## Data records
##########

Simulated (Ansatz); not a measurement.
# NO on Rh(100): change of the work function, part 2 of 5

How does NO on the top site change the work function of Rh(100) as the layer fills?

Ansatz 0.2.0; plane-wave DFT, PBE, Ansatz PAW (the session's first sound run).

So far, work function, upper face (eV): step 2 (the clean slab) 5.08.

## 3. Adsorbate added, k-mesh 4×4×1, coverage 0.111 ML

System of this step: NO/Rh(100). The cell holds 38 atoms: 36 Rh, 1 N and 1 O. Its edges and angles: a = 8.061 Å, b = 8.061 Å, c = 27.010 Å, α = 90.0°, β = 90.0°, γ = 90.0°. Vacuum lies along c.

##########

## Required action
Please transcribe the entries above exactly as written.

## Answer area
Simulated (Ansatz); not a measurement.
# NO on Rh(100): change of the work function, part 2 of 5

How does NO on the top site change the work function of Rh(100) as the layer fills?

Ansatz 0.2.0; plane-wave DFT, PBE, Ansatz PAW (the session's first sound run).

So far, work function, upper face (eV): step 2 (the clean slab) 5.08.

## 3. Adsorbate added, k-mesh 4×4×1, coverage 0.111 ML

System of this step: NO/Rh(100). The cell holds 38 atoms: 36 Rh, 1 N and 1 O. Its edges and angles: a = 8.061 Å, b = 8.061 Å, c = 27.010 Å, α = 90.0°, β = 90.0°, γ = 90.0°. Vacuum lies along c.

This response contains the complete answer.